(Work order) Print every entry below again. Nothing may differ from the original.

START Recorded information

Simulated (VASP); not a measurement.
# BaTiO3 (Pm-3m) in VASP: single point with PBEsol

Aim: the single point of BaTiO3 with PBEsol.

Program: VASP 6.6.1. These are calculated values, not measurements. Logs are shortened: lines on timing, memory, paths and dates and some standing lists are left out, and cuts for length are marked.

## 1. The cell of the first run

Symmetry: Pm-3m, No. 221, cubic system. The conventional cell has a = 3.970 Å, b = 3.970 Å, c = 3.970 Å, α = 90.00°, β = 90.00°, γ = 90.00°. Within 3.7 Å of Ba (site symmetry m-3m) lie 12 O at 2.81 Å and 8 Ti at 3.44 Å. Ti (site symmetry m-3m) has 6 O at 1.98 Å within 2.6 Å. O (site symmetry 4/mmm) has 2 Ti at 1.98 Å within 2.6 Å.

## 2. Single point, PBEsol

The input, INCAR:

END Recorded information

(Expected answer)
Simulated (VASP); not a measurement.
# BaTiO3 (Pm-3m) in VASP: single point with PBEsol

Aim: the single point of BaTiO3 with PBEsol.

Program: VASP 6.6.1. These are calculated values, not measurements. Logs are shortened: lines on timing, memory, paths and dates and some standing lists are left out, and cuts for length are marked.

## 1. The cell of the first run

Symmetry: Pm-3m, No. 221, cubic system. The conventional cell has a = 3.970 Å, b = 3.970 Å, c = 3.970 Å, α = 90.00°, β = 90.00°, γ = 90.00°. Within 3.7 Å of Ba (site symmetry m-3m) lie 12 O at 2.81 Å and 8 Ti at 3.44 Å. Ti (site symmetry m-3m) has 6 O at 1.98 Å within 2.6 Å. O (site symmetry 4/mmm) has 2 Ti at 1.98 Å within 2.6 Å.

## 2. Single point, PBEsol

The input, INCAR:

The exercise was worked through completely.